»»
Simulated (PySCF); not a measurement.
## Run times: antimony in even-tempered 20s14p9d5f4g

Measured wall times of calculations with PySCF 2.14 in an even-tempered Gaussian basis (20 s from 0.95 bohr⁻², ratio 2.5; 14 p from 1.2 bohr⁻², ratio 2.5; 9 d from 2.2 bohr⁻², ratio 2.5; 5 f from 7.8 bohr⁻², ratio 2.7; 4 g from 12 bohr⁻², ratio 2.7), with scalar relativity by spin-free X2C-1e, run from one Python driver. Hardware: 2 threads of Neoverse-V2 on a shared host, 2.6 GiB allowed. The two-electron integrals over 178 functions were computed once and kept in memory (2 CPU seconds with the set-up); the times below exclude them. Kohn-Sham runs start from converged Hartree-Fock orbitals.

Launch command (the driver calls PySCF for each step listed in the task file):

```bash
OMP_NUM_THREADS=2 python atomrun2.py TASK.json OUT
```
««

Exercise:
Exactly as written, output the material once more.

Result:
Simulated (PySCF); not a measurement.
## Run times: antimony in even-tempered 20s14p9d5f4g

Measured wall times of calculations with PySCF 2.14 in an even-tempered Gaussian basis (20 s from 0.95 bohr⁻², ratio 2.5; 14 p from 1.2 bohr⁻², ratio 2.5; 9 d from 2.2 bohr⁻², ratio 2.5; 5 f from 7.8 bohr⁻², ratio 2.7; 4 g from 12 bohr⁻², ratio 2.7), with scalar relativity by spin-free X2C-1e, run from one Python driver. Hardware: 2 threads of Neoverse-V2 on a shared host, 2.6 GiB allowed. The two-electron integrals over 178 functions were computed once and kept in memory (2 CPU seconds with the set-up); the times below exclude them. Kohn-Sham runs start from converged Hartree-Fock orbitals.

Launch command (the driver calls PySCF for each step listed in the task file):

```bash
OMP_NUM_THREADS=2 python atomrun2.py TASK.json OUT
```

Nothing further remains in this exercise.